__DATA FOR ANALYSIS__
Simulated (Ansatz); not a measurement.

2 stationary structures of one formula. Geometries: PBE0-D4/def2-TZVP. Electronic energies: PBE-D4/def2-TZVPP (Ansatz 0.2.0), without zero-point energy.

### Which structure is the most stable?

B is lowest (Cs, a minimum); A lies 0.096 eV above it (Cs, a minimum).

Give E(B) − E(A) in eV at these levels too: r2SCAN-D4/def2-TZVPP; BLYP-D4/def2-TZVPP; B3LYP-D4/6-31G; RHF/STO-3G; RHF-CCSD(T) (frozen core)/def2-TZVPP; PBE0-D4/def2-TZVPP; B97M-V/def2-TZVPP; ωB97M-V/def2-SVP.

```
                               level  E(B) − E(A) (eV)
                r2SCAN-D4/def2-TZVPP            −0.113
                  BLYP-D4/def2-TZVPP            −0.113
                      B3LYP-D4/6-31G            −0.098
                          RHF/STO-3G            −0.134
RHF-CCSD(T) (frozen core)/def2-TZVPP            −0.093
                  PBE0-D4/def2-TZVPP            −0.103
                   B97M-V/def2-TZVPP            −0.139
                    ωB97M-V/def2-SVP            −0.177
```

__REQUIREMENT__
Provide all the records again, word for word.

__TASK SOLUTION__
Simulated (Ansatz); not a measurement.

2 stationary structures of one formula. Geometries: PBE0-D4/def2-TZVP. Electronic energies: PBE-D4/def2-TZVPP (Ansatz 0.2.0), without zero-point energy.

### Which structure is the most stable?

B is lowest (Cs, a minimum); A lies 0.096 eV above it (Cs, a minimum).

Give E(B) − E(A) in eV at these levels too: r2SCAN-D4/def2-TZVPP; BLYP-D4/def2-TZVPP; B3LYP-D4/6-31G; RHF/STO-3G; RHF-CCSD(T) (frozen core)/def2-TZVPP; PBE0-D4/def2-TZVPP; B97M-V/def2-TZVPP; ωB97M-V/def2-SVP.

```
                               level  E(B) − E(A) (eV)
                r2SCAN-D4/def2-TZVPP            −0.113
                  BLYP-D4/def2-TZVPP            −0.113
                      B3LYP-D4/6-31G            −0.098
                          RHF/STO-3G            −0.134
RHF-CCSD(T) (frozen core)/def2-TZVPP            −0.093
                  PBE0-D4/def2-TZVPP            −0.103
                   B97M-V/def2-TZVPP            −0.139
                    ωB97M-V/def2-SVP            −0.177
```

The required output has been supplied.